Work request ::
Give an exact copy of every entry.

....
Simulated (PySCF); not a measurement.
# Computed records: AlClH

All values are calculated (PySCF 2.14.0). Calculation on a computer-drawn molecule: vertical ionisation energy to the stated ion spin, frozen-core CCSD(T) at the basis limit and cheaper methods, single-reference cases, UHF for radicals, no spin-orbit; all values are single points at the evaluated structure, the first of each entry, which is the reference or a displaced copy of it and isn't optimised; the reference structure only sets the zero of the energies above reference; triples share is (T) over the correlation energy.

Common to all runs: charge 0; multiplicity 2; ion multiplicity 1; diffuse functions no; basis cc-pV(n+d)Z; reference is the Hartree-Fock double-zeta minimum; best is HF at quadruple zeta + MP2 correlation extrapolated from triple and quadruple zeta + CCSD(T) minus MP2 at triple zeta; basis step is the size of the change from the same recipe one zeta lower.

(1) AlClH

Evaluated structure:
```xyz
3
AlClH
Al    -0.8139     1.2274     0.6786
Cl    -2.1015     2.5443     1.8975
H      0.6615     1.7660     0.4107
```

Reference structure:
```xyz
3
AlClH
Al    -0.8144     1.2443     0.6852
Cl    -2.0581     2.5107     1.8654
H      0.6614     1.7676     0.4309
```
....

Task answer ::
Simulated (PySCF); not a measurement.
# Computed records: AlClH

All values are calculated (PySCF 2.14.0). Calculation on a computer-drawn molecule: vertical ionisation energy to the stated ion spin, frozen-core CCSD(T) at the basis limit and cheaper methods, single-reference cases, UHF for radicals, no spin-orbit; all values are single points at the evaluated structure, the first of each entry, which is the reference or a displaced copy of it and isn't optimised; the reference structure only sets the zero of the energies above reference; triples share is (T) over the correlation energy.

Common to all runs: charge 0; multiplicity 2; ion multiplicity 1; diffuse functions no; basis cc-pV(n+d)Z; reference is the Hartree-Fock double-zeta minimum; best is HF at quadruple zeta + MP2 correlation extrapolated from triple and quadruple zeta + CCSD(T) minus MP2 at triple zeta; basis step is the size of the change from the same recipe one zeta lower.

(1) AlClH

Evaluated structure:
```xyz
3
AlClH
Al    -0.8139     1.2274     0.6786
Cl    -2.1015     2.5443     1.8975
H      0.6615     1.7660     0.4107
```

Reference structure:
```xyz
3
AlClH
Al    -0.8144     1.2443     0.6852
Cl    -2.0581     2.5107     1.8654
H      0.6614     1.7676     0.4309
```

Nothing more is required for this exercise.